--

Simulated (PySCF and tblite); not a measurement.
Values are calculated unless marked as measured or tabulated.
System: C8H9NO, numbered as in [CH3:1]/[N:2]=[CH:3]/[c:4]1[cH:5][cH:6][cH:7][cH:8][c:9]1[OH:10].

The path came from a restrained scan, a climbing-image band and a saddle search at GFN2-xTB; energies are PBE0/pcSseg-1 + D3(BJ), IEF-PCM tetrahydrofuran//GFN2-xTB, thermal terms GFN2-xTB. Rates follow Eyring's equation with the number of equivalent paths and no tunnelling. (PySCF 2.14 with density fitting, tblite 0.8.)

--

The full listing above needs to be given again exactly.

> Expected answer:
Simulated (PySCF and tblite); not a measurement.
Values are calculated unless marked as measured or tabulated.
System: C8H9NO, numbered as in [CH3:1]/[N:2]=[CH:3]/[c:4]1[cH:5][cH:6][cH:7][cH:8][c:9]1[OH:10].

The path came from a restrained scan, a climbing-image band and a saddle search at GFN2-xTB; energies are PBE0/pcSseg-1 + D3(BJ), IEF-PCM tetrahydrofuran//GFN2-xTB, thermal terms GFN2-xTB. Rates follow Eyring's equation with the number of equivalent paths and no tunnelling. (PySCF 2.14 with density fitting, tblite 0.8.)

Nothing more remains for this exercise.